Work request: Nothing should be output except the lines from the top of the material below through the line that contains "Which candidate gave the map?", each exactly as written.

Information provided:
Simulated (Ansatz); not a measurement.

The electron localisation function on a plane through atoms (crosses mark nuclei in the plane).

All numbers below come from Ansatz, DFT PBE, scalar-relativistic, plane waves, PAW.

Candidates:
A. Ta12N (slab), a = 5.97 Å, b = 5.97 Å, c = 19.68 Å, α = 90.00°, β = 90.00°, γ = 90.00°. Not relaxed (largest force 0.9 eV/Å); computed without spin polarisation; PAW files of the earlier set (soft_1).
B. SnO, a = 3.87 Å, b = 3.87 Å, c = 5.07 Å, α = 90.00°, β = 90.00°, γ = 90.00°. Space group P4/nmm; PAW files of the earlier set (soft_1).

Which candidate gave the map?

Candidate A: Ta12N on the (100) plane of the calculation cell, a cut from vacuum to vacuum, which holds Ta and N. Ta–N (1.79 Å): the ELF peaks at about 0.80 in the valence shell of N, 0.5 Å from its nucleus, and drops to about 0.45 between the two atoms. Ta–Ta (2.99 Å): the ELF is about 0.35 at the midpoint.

Task response:
Simulated (Ansatz); not a measurement.

The electron localisation function on a plane through atoms (crosses mark nuclei in the plane).

All numbers below come from Ansatz, DFT PBE, scalar-relativistic, plane waves, PAW.

Candidates:
A. Ta12N (slab), a = 5.97 Å, b = 5.97 Å, c = 19.68 Å, α = 90.00°, β = 90.00°, γ = 90.00°. Not relaxed (largest force 0.9 eV/Å); computed without spin polarisation; PAW files of the earlier set (soft_1).
B. SnO, a = 3.87 Å, b = 3.87 Å, c = 5.07 Å, α = 90.00°, β = 90.00°, γ = 90.00°. Space group P4/nmm; PAW files of the earlier set (soft_1).

Which candidate gave the map?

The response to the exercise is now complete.